── GIVEN ENTRIES ──

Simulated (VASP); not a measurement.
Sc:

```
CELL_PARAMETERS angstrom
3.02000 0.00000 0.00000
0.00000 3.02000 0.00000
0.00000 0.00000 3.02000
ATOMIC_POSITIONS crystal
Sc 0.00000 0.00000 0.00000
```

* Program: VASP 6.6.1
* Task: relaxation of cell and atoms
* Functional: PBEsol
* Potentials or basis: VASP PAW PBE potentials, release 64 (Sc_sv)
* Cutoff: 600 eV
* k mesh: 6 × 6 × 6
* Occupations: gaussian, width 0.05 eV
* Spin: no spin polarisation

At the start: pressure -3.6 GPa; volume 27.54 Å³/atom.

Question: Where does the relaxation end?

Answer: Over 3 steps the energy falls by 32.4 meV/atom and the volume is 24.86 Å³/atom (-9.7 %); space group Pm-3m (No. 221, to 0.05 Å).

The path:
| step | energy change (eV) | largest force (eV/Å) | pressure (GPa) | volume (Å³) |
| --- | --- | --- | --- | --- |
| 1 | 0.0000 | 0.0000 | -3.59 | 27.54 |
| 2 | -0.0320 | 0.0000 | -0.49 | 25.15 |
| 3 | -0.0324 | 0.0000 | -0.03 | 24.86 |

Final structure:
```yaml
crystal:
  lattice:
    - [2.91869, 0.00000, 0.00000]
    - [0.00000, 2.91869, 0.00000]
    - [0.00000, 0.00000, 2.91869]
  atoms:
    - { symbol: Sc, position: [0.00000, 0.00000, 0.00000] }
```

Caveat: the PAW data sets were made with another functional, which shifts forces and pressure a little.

───

An exact repetition of the material above is required, from its first line through the line holding "Question: Where does the relaxation end?", with nothing added.

Simulated (VASP); not a measurement.
Sc:

```
CELL_PARAMETERS angstrom
3.02000 0.00000 0.00000
0.00000 3.02000 0.00000
0.00000 0.00000 3.02000
ATOMIC_POSITIONS crystal
Sc 0.00000 0.00000 0.00000
```

* Program: VASP 6.6.1
* Task: relaxation of cell and atoms
* Functional: PBEsol
* Potentials or basis: VASP PAW PBE potentials, release 64 (Sc_sv)
* Cutoff: 600 eV
* k mesh: 6 × 6 × 6
* Occupations: gaussian, width 0.05 eV
* Spin: no spin polarisation

At the start: pressure -3.6 GPa; volume 27.54 Å³/atom.

Question: Where does the relaxation end?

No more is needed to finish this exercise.